### Work item
Beneath this instruction is a listing. Transcribe from it only the stretch from the line with "## Step 2: The parallel order" through the line with "inpgen writes inp.xml", both end lines included, exactly as written.

• • • • • • •
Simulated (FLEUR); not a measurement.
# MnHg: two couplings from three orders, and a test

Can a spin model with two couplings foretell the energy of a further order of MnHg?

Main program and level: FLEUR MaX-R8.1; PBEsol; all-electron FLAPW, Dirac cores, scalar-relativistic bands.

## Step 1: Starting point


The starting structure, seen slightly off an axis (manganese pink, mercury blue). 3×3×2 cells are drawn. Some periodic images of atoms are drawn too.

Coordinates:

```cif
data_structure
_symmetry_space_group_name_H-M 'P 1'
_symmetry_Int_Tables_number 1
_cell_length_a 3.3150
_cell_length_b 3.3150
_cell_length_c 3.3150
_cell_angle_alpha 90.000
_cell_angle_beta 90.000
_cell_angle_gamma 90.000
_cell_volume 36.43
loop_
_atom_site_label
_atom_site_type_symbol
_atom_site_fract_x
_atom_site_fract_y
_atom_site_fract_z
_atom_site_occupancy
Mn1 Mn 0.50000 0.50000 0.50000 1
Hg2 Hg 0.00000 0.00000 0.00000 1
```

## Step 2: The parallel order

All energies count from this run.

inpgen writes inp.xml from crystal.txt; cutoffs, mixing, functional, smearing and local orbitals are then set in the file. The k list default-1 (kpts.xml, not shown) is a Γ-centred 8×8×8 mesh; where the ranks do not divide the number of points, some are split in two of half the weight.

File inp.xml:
• • • • • • •

### Answer box
## Step 2: The parallel order

All energies count from this run.

inpgen writes inp.xml from crystal.txt; cutoffs, mixing, functional, smearing and local orbitals are then set in the file. The k list default-1 (kpts.xml, not shown) is a Γ-centred 8×8×8 mesh; where the ranks do not divide the number of points, some are split in two of half the weight.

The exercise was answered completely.